### INFORMATION PROVIDED
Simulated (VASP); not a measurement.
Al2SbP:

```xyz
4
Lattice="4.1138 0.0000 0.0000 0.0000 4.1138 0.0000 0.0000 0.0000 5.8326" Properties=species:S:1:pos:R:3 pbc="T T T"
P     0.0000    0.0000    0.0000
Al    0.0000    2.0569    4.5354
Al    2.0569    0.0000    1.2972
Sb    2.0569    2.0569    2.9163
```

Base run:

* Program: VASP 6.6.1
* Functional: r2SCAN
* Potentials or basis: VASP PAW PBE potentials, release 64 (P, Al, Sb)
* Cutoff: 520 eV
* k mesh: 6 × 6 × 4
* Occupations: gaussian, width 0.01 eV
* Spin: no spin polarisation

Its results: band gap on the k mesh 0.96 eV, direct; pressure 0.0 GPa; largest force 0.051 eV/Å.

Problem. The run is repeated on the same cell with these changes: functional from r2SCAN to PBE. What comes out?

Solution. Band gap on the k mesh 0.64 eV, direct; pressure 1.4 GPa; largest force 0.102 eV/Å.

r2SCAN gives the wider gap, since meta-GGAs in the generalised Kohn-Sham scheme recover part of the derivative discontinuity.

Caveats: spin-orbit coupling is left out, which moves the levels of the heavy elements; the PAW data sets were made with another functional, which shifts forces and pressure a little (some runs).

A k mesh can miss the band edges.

### WORK ORDER
Return every line of the material above exactly.

### RESPONSE AREA
Simulated (VASP); not a measurement.
Al2SbP:

```xyz
4
Lattice="4.1138 0.0000 0.0000 0.0000 4.1138 0.0000 0.0000 0.0000 5.8326" Properties=species:S:1:pos:R:3 pbc="T T T"
P     0.0000    0.0000    0.0000
Al    0.0000    2.0569    4.5354
Al    2.0569    0.0000    1.2972
Sb    2.0569    2.0569    2.9163
```

Base run:

* Program: VASP 6.6.1
* Functional: r2SCAN
* Potentials or basis: VASP PAW PBE potentials, release 64 (P, Al, Sb)
* Cutoff: 520 eV
* k mesh: 6 × 6 × 4
* Occupations: gaussian, width 0.01 eV
* Spin: no spin polarisation

Its results: band gap on the k mesh 0.96 eV, direct; pressure 0.0 GPa; largest force 0.051 eV/Å.

Problem. The run is repeated on the same cell with these changes: functional from r2SCAN to PBE. What comes out?

Solution. Band gap on the k mesh 0.64 eV, direct; pressure 1.4 GPa; largest force 0.102 eV/Å.

r2SCAN gives the wider gap, since meta-GGAs in the generalised Kohn-Sham scheme recover part of the derivative discontinuity.

Caveats: spin-orbit coupling is left out, which moves the levels of the heavy elements; the PAW data sets were made with another functional, which shifts forces and pressure a little (some runs).

A k mesh can miss the band edges.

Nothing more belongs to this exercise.